Every single entry must be restated word for word.

- **Listed records**:
+ + + +

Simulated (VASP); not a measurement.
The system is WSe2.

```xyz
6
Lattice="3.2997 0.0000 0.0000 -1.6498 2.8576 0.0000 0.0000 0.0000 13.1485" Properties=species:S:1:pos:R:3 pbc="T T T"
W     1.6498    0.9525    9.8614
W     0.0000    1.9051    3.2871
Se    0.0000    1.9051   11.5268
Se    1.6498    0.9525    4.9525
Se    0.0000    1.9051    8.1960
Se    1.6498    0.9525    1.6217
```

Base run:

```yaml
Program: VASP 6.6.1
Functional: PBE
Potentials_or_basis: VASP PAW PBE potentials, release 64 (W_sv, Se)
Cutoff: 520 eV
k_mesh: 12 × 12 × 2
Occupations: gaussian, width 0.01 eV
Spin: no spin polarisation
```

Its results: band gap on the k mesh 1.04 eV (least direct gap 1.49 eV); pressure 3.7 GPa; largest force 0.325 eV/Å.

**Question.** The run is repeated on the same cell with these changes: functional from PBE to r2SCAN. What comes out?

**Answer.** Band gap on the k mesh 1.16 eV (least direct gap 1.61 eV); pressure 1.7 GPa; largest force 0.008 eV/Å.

+ + + +

- **Answer area**:
Simulated (VASP); not a measurement.
The system is WSe2.

```xyz
6
Lattice="3.2997 0.0000 0.0000 -1.6498 2.8576 0.0000 0.0000 0.0000 13.1485" Properties=species:S:1:pos:R:3 pbc="T T T"
W     1.6498    0.9525    9.8614
W     0.0000    1.9051    3.2871
Se    0.0000    1.9051   11.5268
Se    1.6498    0.9525    4.9525
Se    0.0000    1.9051    8.1960
Se    1.6498    0.9525    1.6217
```

Base run:

```yaml
Program: VASP 6.6.1
Functional: PBE
Potentials_or_basis: VASP PAW PBE potentials, release 64 (W_sv, Se)
Cutoff: 520 eV
k_mesh: 12 × 12 × 2
Occupations: gaussian, width 0.01 eV
Spin: no spin polarisation
```

Its results: band gap on the k mesh 1.04 eV (least direct gap 1.49 eV); pressure 3.7 GPa; largest force 0.325 eV/Å.

**Question.** The run is repeated on the same cell with these changes: functional from PBE to r2SCAN. What comes out?

**Answer.** Band gap on the k mesh 1.16 eV (least direct gap 1.61 eV); pressure 1.7 GPa; largest force 0.008 eV/Å.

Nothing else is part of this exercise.